▬▬▬▬▬▬▬▬▬▬

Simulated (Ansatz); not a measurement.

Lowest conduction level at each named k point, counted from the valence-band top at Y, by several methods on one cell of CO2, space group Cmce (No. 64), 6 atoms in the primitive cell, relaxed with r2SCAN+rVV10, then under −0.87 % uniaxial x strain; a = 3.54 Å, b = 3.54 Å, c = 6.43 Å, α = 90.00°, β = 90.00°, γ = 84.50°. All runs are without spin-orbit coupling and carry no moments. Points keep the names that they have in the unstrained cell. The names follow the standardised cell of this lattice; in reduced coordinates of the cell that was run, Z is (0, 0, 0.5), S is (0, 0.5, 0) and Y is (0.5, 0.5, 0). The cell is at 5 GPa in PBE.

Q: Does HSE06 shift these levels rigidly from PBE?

▬▬▬▬▬▬▬▬▬▬

- **Work instruction**
This exercise calls for every record above to be written out again exactly.

- **Exercise solution**
Simulated (Ansatz); not a measurement.

Lowest conduction level at each named k point, counted from the valence-band top at Y, by several methods on one cell of CO2, space group Cmce (No. 64), 6 atoms in the primitive cell, relaxed with r2SCAN+rVV10, then under −0.87 % uniaxial x strain; a = 3.54 Å, b = 3.54 Å, c = 6.43 Å, α = 90.00°, β = 90.00°, γ = 84.50°. All runs are without spin-orbit coupling and carry no moments. Points keep the names that they have in the unstrained cell. The names follow the standardised cell of this lattice; in reduced coordinates of the cell that was run, Z is (0, 0, 0.5), S is (0, 0.5, 0) and Y is (0.5, 0.5, 0). The cell is at 5 GPa in PBE.

Q: Does HSE06 shift these levels rigidly from PBE?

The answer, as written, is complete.